*** Information supplied Section Begins ***

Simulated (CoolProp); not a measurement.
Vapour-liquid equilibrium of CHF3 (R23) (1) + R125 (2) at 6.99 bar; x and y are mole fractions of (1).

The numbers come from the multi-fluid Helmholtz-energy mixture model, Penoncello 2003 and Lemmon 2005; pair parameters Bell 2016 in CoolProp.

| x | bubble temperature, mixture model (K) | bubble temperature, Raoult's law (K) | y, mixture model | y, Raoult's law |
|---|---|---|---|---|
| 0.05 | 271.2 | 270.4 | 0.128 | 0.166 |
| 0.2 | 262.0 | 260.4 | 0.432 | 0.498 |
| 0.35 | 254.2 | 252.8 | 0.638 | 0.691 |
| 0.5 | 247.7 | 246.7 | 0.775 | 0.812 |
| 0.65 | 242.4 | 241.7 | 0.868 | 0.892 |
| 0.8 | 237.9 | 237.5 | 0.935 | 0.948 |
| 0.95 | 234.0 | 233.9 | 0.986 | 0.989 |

*** Information supplied Section Ends ***

## Exercise
Print the records verbatim, stopping after the "0.868 | 0.892 |" line.

## Written solution
Simulated (CoolProp); not a measurement.
Vapour-liquid equilibrium of CHF3 (R23) (1) + R125 (2) at 6.99 bar; x and y are mole fractions of (1).

The numbers come from the multi-fluid Helmholtz-energy mixture model, Penoncello 2003 and Lemmon 2005; pair parameters Bell 2016 in CoolProp.

| x | bubble temperature, mixture model (K) | bubble temperature, Raoult's law (K) | y, mixture model | y, Raoult's law |
|---|---|---|---|---|
| 0.05 | 271.2 | 270.4 | 0.128 | 0.166 |
| 0.2 | 262.0 | 260.4 | 0.432 | 0.498 |
| 0.35 | 254.2 | 252.8 | 0.638 | 0.691 |
| 0.5 | 247.7 | 246.7 | 0.775 | 0.812 |
| 0.65 | 242.4 | 241.7 | 0.868 | 0.892 |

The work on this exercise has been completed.